Stored data:
[Start of section]

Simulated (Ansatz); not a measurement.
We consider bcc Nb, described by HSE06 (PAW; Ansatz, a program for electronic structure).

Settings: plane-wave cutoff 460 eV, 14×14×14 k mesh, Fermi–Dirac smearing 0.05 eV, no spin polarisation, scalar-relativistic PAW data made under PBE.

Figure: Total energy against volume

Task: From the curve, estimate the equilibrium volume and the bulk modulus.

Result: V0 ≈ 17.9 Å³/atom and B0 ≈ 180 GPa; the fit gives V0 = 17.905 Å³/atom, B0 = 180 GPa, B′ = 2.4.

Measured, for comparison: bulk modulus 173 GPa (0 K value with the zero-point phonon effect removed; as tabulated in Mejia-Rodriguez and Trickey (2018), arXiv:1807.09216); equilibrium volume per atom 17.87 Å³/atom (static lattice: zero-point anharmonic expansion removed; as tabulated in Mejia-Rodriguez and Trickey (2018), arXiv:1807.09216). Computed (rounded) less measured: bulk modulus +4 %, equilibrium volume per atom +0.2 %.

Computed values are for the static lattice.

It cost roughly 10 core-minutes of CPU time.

[End of section]

From the line that has "Figure: Total energy against volume" through the line that has "Computed values are for the static lattice.", copy every line exactly as it appears above, and leave out all others.

Your solution:
Figure: Total energy against volume

Task: From the curve, estimate the equilibrium volume and the bulk modulus.

Result: V0 ≈ 17.9 Å³/atom and B0 ≈ 180 GPa; the fit gives V0 = 17.905 Å³/atom, B0 = 180 GPa, B′ = 2.4.

Measured, for comparison: bulk modulus 173 GPa (0 K value with the zero-point phonon effect removed; as tabulated in Mejia-Rodriguez and Trickey (2018), arXiv:1807.09216); equilibrium volume per atom 17.87 Å³/atom (static lattice: zero-point anharmonic expansion removed; as tabulated in Mejia-Rodriguez and Trickey (2018), arXiv:1807.09216). Computed (rounded) less measured: bulk modulus +4 %, equilibrium volume per atom +0.2 %.

Computed values are for the static lattice.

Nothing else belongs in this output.